_INFORMATION SUPPLIED_.
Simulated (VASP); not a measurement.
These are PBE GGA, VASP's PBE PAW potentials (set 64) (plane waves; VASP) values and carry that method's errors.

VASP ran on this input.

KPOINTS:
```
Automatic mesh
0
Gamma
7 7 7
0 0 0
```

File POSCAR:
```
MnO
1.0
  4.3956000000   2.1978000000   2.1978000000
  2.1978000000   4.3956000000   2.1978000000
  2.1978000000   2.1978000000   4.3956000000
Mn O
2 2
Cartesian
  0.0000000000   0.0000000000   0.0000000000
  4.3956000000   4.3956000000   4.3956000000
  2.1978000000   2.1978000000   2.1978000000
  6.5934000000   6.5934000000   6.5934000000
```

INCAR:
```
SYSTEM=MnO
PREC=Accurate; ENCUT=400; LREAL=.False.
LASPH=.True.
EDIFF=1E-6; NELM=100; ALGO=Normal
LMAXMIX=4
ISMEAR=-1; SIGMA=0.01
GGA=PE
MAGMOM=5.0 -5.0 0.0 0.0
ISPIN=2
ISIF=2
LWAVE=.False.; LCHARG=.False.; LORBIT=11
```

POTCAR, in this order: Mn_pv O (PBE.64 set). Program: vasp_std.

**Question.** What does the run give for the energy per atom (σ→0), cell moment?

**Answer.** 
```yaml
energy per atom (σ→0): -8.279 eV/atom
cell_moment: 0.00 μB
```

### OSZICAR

_WORK ORDER_. Exactly as written, please output every entry.

_EXERCISE OUTPUT_.
Simulated (VASP); not a measurement.
These are PBE GGA, VASP's PBE PAW potentials (set 64) (plane waves; VASP) values and carry that method's errors.

VASP ran on this input.

KPOINTS:
```
Automatic mesh
0
Gamma
7 7 7
0 0 0
```

File POSCAR:
```
MnO
1.0
  4.3956000000   2.1978000000   2.1978000000
  2.1978000000   4.3956000000   2.1978000000
  2.1978000000   2.1978000000   4.3956000000
Mn O
2 2
Cartesian
  0.0000000000   0.0000000000   0.0000000000
  4.3956000000   4.3956000000   4.3956000000
  2.1978000000   2.1978000000   2.1978000000
  6.5934000000   6.5934000000   6.5934000000
```

INCAR:
```
SYSTEM=MnO
PREC=Accurate; ENCUT=400; LREAL=.False.
LASPH=.True.
EDIFF=1E-6; NELM=100; ALGO=Normal
LMAXMIX=4
ISMEAR=-1; SIGMA=0.01
GGA=PE
MAGMOM=5.0 -5.0 0.0 0.0
ISPIN=2
ISIF=2
LWAVE=.False.; LCHARG=.False.; LORBIT=11
```

POTCAR, in this order: Mn_pv O (PBE.64 set). Program: vasp_std.

**Question.** What does the run give for the energy per atom (σ→0), cell moment?

**Answer.** 
```yaml
energy per atom (σ→0): -8.279 eV/atom
cell_moment: 0.00 μB
```

### OSZICAR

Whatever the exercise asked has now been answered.